» **Action item**
Set down exactly the lines in the records below that run from the line with "The cell is strained" to the line with "0.0875 | 28.3 |", inclusive, and nothing more.

» **Provided records**
□ □ □ □ □ □ □
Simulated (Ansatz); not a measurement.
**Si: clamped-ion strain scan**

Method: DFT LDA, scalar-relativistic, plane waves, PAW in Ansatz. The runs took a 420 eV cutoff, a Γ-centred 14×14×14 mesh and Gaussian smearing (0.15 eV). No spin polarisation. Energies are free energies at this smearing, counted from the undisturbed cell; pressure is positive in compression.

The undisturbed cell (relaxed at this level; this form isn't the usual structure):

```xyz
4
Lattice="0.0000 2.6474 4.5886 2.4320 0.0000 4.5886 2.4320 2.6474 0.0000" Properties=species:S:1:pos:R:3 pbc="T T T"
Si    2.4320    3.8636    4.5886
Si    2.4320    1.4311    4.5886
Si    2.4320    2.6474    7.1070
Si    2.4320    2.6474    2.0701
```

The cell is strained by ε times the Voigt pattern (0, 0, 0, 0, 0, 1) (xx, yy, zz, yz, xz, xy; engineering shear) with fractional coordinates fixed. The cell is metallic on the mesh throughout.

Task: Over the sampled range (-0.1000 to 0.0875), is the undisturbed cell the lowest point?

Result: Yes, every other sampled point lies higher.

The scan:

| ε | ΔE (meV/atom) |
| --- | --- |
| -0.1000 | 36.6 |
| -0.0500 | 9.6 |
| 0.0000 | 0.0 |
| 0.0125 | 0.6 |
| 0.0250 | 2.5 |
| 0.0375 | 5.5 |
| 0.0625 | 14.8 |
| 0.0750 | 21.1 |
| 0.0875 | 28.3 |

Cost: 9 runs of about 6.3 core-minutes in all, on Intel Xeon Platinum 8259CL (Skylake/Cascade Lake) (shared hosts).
□ □ □ □ □ □ □

» **Exercise response**
The cell is strained by ε times the Voigt pattern (0, 0, 0, 0, 0, 1) (xx, yy, zz, yz, xz, xy; engineering shear) with fractional coordinates fixed. The cell is metallic on the mesh throughout.

Task: Over the sampled range (-0.1000 to 0.0875), is the undisturbed cell the lowest point?

Result: Yes, every other sampled point lies higher.

The scan:

| ε | ΔE (meV/atom) |
| --- | --- |
| -0.1000 | 36.6 |
| -0.0500 | 9.6 |
| 0.0000 | 0.0 |
| 0.0125 | 0.6 |
| 0.0250 | 2.5 |
| 0.0375 | 5.5 |
| 0.0625 | 14.8 |
| 0.0750 | 21.1 |
| 0.0875 | 28.3 |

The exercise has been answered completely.